_Raw data:_
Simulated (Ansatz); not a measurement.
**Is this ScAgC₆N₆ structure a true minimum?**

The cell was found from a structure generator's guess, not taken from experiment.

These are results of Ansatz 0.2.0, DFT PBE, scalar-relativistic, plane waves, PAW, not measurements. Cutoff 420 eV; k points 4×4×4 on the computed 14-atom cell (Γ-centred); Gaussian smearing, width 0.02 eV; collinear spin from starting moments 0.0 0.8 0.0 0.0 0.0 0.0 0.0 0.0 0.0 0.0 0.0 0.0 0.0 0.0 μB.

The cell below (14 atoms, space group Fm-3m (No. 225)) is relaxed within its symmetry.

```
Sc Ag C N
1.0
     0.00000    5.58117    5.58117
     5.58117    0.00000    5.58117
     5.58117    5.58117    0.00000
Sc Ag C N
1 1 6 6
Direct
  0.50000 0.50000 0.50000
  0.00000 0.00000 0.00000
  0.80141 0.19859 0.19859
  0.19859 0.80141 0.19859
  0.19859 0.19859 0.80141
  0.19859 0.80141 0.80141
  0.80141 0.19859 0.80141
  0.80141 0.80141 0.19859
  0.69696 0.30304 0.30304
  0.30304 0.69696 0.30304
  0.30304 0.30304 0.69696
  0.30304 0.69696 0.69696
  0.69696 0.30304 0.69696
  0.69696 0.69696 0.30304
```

_Task item:_
Beginning of the records through the line with "The cell was": return that span exactly and stop there.

_Expected answer:_
Simulated (Ansatz); not a measurement.
**Is this ScAgC₆N₆ structure a true minimum?**

The cell was found from a structure generator's guess, not taken from experiment.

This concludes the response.